* Exercise
Please write out the complete listing that follows, exactly as it reads.

* Information supplied
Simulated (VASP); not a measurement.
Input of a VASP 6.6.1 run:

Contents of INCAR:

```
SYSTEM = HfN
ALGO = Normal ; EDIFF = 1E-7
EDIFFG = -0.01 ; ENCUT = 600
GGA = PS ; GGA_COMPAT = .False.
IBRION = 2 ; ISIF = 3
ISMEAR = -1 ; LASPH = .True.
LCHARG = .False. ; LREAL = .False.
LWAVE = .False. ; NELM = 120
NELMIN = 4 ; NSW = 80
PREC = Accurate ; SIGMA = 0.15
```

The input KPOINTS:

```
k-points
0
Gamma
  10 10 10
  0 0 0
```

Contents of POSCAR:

* Response box
Simulated (VASP); not a measurement.
Input of a VASP 6.6.1 run:

Contents of INCAR:

```
SYSTEM = HfN
ALGO = Normal ; EDIFF = 1E-7
EDIFFG = -0.01 ; ENCUT = 600
GGA = PS ; GGA_COMPAT = .False.
IBRION = 2 ; ISIF = 3
ISMEAR = -1 ; LASPH = .True.
LCHARG = .False. ; LREAL = .False.
LWAVE = .False. ; NELM = 120
NELMIN = 4 ; NSW = 80
PREC = Accurate ; SIGMA = 0.15
```

The input KPOINTS:

```
k-points
0
Gamma
  10 10 10
  0 0 0
```

Contents of POSCAR:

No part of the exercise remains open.